▶ [STUDY MATERIAL]
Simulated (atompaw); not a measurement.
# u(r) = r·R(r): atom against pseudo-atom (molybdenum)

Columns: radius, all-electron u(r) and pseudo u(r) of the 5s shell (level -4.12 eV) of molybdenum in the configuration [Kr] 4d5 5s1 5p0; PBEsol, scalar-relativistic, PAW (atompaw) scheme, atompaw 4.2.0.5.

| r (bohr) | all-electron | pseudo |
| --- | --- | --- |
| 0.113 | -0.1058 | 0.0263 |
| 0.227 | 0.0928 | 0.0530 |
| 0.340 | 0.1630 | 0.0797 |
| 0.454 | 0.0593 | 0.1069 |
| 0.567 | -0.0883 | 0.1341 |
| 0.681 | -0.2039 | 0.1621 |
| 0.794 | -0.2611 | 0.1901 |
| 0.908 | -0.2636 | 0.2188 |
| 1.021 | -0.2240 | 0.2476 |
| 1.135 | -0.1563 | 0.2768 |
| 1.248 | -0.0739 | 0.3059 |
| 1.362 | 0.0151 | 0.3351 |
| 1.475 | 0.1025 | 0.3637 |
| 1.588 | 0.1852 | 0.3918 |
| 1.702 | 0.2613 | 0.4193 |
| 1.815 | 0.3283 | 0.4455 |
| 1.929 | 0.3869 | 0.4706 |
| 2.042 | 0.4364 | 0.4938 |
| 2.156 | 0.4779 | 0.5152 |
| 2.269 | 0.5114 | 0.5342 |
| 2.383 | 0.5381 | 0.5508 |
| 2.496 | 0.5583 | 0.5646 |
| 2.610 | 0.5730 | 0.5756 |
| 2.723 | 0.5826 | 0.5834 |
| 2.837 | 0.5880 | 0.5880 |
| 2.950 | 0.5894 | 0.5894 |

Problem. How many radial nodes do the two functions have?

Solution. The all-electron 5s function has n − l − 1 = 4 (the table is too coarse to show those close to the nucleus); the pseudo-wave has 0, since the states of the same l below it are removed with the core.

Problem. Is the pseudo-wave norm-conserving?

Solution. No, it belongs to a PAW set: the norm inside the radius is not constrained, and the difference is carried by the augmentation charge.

▶ [BRIEF] Write out the material above exactly, please, from its first line up to and including the line where "Problem. Is the pseudo-wave norm-conserving?" appears, and stop there.

▶ [WRITTEN RESPONSE]
Simulated (atompaw); not a measurement.
# u(r) = r·R(r): atom against pseudo-atom (molybdenum)

Columns: radius, all-electron u(r) and pseudo u(r) of the 5s shell (level -4.12 eV) of molybdenum in the configuration [Kr] 4d5 5s1 5p0; PBEsol, scalar-relativistic, PAW (atompaw) scheme, atompaw 4.2.0.5.

| r (bohr) | all-electron | pseudo |
| --- | --- | --- |
| 0.113 | -0.1058 | 0.0263 |
| 0.227 | 0.0928 | 0.0530 |
| 0.340 | 0.1630 | 0.0797 |
| 0.454 | 0.0593 | 0.1069 |
| 0.567 | -0.0883 | 0.1341 |
| 0.681 | -0.2039 | 0.1621 |
| 0.794 | -0.2611 | 0.1901 |
| 0.908 | -0.2636 | 0.2188 |
| 1.021 | -0.2240 | 0.2476 |
| 1.135 | -0.1563 | 0.2768 |
| 1.248 | -0.0739 | 0.3059 |
| 1.362 | 0.0151 | 0.3351 |
| 1.475 | 0.1025 | 0.3637 |
| 1.588 | 0.1852 | 0.3918 |
| 1.702 | 0.2613 | 0.4193 |
| 1.815 | 0.3283 | 0.4455 |
| 1.929 | 0.3869 | 0.4706 |
| 2.042 | 0.4364 | 0.4938 |
| 2.156 | 0.4779 | 0.5152 |
| 2.269 | 0.5114 | 0.5342 |
| 2.383 | 0.5381 | 0.5508 |
| 2.496 | 0.5583 | 0.5646 |
| 2.610 | 0.5730 | 0.5756 |
| 2.723 | 0.5826 | 0.5834 |
| 2.837 | 0.5880 | 0.5880 |
| 2.950 | 0.5894 | 0.5894 |

Problem. How many radial nodes do the two functions have?

Solution. The all-electron 5s function has n − l − 1 = 4 (the table is too coarse to show those close to the nucleus); the pseudo-wave has 0, since the states of the same l below it are removed with the core.

Problem. Is the pseudo-wave norm-conserving?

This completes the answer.